**Supplied entries:**
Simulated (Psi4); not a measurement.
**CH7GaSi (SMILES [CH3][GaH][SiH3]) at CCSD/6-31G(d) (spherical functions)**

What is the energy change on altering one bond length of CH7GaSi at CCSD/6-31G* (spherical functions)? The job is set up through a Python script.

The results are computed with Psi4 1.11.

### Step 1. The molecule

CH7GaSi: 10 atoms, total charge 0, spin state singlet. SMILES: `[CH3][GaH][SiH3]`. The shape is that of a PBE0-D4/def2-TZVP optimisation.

**Work order:** All entries shown above should be printed again exactly.

**Solution:**
Simulated (Psi4); not a measurement.
**CH7GaSi (SMILES [CH3][GaH][SiH3]) at CCSD/6-31G(d) (spherical functions)**

What is the energy change on altering one bond length of CH7GaSi at CCSD/6-31G* (spherical functions)? The job is set up through a Python script.

The results are computed with Psi4 1.11.

### Step 1. The molecule

CH7GaSi: 10 atoms, total charge 0, spin state singlet. SMILES: `[CH3][GaH][SiH3]`. The shape is that of a PBE0-D4/def2-TZVP optimisation.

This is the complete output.